INFORMATION SHOWN:
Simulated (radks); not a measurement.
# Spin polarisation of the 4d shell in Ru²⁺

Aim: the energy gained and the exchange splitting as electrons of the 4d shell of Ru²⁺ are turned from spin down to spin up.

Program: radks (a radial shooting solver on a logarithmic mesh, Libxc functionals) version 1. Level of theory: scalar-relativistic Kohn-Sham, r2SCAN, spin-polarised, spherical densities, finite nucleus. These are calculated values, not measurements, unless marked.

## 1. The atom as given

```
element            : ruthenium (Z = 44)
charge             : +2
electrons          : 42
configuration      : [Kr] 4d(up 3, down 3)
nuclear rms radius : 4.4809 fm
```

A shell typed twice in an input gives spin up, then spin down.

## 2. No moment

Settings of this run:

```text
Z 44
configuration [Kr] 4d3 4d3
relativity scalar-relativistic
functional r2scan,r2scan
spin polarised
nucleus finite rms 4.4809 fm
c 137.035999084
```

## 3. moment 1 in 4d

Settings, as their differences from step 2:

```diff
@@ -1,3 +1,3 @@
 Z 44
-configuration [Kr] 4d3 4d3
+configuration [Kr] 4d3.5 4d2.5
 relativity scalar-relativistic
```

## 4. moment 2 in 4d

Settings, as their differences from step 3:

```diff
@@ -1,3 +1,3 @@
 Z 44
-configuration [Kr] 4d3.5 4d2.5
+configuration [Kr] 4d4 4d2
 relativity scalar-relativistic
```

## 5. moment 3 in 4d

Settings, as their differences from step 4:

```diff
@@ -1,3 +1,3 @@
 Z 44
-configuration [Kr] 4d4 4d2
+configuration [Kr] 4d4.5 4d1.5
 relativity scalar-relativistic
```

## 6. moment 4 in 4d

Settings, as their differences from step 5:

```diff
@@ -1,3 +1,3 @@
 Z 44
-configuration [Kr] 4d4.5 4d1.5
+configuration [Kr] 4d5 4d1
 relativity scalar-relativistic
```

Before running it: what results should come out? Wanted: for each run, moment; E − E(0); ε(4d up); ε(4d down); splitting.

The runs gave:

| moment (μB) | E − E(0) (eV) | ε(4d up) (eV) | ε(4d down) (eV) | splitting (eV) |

TASK ITEM:
Quote exactly the first line of the data and every line after it through the one holding "Aim: the energy".

EXERCISE RESPONSE:
Simulated (radks); not a measurement.
# Spin polarisation of the 4d shell in Ru²⁺

Aim: the energy gained and the exchange splitting as electrons of the 4d shell of Ru²⁺ are turned from spin down to spin up.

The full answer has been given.